REQUIREMENT:
Please write out all of the records below exactly as they appear.

SOURCE DATA:
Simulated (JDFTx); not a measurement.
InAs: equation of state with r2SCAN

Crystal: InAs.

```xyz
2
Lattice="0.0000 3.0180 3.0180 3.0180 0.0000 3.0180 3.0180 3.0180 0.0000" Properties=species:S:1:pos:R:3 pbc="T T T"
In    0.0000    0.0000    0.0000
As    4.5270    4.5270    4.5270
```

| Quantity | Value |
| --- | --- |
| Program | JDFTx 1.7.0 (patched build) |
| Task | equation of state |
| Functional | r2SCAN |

YOUR RESPONSE:
Simulated (JDFTx); not a measurement.
InAs: equation of state with r2SCAN

Crystal: InAs.

```xyz
2
Lattice="0.0000 3.0180 3.0180 3.0180 0.0000 3.0180 3.0180 3.0180 0.0000" Properties=species:S:1:pos:R:3 pbc="T T T"
In    0.0000    0.0000    0.0000
As    4.5270    4.5270    4.5270
```

| Quantity | Value |
| --- | --- |
| Program | JDFTx 1.7.0 (patched build) |
| Task | equation of state |
| Functional | r2SCAN |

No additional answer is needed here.